■ **Assigned task**: Send back the entries below exactly as they appear.

------------------------------------------------------------

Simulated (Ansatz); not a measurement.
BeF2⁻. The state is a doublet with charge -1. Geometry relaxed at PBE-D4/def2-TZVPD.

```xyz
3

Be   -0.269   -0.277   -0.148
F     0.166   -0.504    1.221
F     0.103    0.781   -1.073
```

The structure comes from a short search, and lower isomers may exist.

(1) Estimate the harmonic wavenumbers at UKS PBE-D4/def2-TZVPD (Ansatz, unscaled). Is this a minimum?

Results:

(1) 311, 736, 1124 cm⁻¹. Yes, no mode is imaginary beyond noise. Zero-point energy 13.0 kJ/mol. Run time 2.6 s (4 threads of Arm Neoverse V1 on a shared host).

------------------------------------------------------------

■ **Response**:
Simulated (Ansatz); not a measurement.
BeF2⁻. The state is a doublet with charge -1. Geometry relaxed at PBE-D4/def2-TZVPD.

```xyz
3

Be   -0.269   -0.277   -0.148
F     0.166   -0.504    1.221
F     0.103    0.781   -1.073
```

The structure comes from a short search, and lower isomers may exist.

(1) Estimate the harmonic wavenumbers at UKS PBE-D4/def2-TZVPD (Ansatz, unscaled). Is this a minimum?

Results:

(1) 311, 736, 1124 cm⁻¹. Yes, no mode is imaginary beyond noise. Zero-point energy 13.0 kJ/mol. Run time 2.6 s (4 threads of Arm Neoverse V1 on a shared host).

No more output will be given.